### WORK INSTRUCTION
Beginning with the first line and ending with the one containing "-1.1 | -0.01 |", copy the lines of the listing below exactly; omit everything else.

### RECORD EXTRACTS
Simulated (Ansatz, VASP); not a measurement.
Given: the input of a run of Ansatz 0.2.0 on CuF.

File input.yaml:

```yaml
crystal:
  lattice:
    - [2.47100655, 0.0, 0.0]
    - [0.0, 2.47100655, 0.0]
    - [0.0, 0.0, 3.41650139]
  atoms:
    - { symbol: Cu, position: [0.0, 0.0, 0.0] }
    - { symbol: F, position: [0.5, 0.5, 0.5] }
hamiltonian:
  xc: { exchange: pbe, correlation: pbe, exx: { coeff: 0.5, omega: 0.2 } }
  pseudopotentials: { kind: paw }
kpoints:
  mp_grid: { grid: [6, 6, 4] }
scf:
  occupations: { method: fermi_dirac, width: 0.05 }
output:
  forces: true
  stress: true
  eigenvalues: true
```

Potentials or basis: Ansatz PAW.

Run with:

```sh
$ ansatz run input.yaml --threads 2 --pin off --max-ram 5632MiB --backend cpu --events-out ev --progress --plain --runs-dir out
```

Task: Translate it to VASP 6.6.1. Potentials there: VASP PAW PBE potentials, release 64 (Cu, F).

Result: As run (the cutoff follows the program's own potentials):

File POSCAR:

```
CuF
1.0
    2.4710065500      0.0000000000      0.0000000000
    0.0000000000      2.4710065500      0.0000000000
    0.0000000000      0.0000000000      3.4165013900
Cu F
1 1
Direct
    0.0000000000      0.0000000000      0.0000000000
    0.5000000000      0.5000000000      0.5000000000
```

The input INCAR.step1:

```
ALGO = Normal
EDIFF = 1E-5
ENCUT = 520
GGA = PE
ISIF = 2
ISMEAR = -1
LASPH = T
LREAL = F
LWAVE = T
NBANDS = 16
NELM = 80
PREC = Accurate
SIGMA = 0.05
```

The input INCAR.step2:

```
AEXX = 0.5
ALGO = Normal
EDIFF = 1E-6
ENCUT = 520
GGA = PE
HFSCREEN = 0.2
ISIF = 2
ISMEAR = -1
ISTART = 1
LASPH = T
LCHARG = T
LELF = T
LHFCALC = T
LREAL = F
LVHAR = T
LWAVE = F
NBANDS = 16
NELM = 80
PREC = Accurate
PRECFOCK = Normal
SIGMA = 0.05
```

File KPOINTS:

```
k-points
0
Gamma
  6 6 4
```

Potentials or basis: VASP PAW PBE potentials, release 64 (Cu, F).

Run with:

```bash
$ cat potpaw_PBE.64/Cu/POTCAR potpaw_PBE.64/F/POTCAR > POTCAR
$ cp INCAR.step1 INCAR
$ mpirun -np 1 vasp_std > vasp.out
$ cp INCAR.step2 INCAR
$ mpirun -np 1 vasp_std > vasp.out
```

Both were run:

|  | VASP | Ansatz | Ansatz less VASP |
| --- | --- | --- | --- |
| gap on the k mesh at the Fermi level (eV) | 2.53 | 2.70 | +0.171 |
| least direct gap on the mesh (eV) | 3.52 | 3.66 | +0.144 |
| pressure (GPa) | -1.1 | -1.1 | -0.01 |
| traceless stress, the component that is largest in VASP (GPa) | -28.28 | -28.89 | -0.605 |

### EXERCISE ANSWER
Simulated (Ansatz, VASP); not a measurement.
Given: the input of a run of Ansatz 0.2.0 on CuF.

File input.yaml:

```yaml
crystal:
  lattice:
    - [2.47100655, 0.0, 0.0]
    - [0.0, 2.47100655, 0.0]
    - [0.0, 0.0, 3.41650139]
  atoms:
    - { symbol: Cu, position: [0.0, 0.0, 0.0] }
    - { symbol: F, position: [0.5, 0.5, 0.5] }
hamiltonian:
  xc: { exchange: pbe, correlation: pbe, exx: { coeff: 0.5, omega: 0.2 } }
  pseudopotentials: { kind: paw }
kpoints:
  mp_grid: { grid: [6, 6, 4] }
scf:
  occupations: { method: fermi_dirac, width: 0.05 }
output:
  forces: true
  stress: true
  eigenvalues: true
```

Potentials or basis: Ansatz PAW.

Run with:

```sh
$ ansatz run input.yaml --threads 2 --pin off --max-ram 5632MiB --backend cpu --events-out ev --progress --plain --runs-dir out
```

Task: Translate it to VASP 6.6.1. Potentials there: VASP PAW PBE potentials, release 64 (Cu, F).

Result: As run (the cutoff follows the program's own potentials):

File POSCAR:

```
CuF
1.0
    2.4710065500      0.0000000000      0.0000000000
    0.0000000000      2.4710065500      0.0000000000
    0.0000000000      0.0000000000      3.4165013900
Cu F
1 1
Direct
    0.0000000000      0.0000000000      0.0000000000
    0.5000000000      0.5000000000      0.5000000000
```

The input INCAR.step1:

```
ALGO = Normal
EDIFF = 1E-5
ENCUT = 520
GGA = PE
ISIF = 2
ISMEAR = -1
LASPH = T
LREAL = F
LWAVE = T
NBANDS = 16
NELM = 80
PREC = Accurate
SIGMA = 0.05
```

The input INCAR.step2:

```
AEXX = 0.5
ALGO = Normal
EDIFF = 1E-6
ENCUT = 520
GGA = PE
HFSCREEN = 0.2
ISIF = 2
ISMEAR = -1
ISTART = 1
LASPH = T
LCHARG = T
LELF = T
LHFCALC = T
LREAL = F
LVHAR = T
LWAVE = F
NBANDS = 16
NELM = 80
PREC = Accurate
PRECFOCK = Normal
SIGMA = 0.05
```

File KPOINTS:

```
k-points
0
Gamma
  6 6 4
```

Potentials or basis: VASP PAW PBE potentials, release 64 (Cu, F).

Run with:

```bash
$ cat potpaw_PBE.64/Cu/POTCAR potpaw_PBE.64/F/POTCAR > POTCAR
$ cp INCAR.step1 INCAR
$ mpirun -np 1 vasp_std > vasp.out
$ cp INCAR.step2 INCAR
$ mpirun -np 1 vasp_std > vasp.out
```

Both were run:

|  | VASP | Ansatz | Ansatz less VASP |
| --- | --- | --- | --- |
| gap on the k mesh at the Fermi level (eV) | 2.53 | 2.70 | +0.171 |
| least direct gap on the mesh (eV) | 3.52 | 3.66 | +0.144 |
| pressure (GPa) | -1.1 | -1.1 | -0.01 |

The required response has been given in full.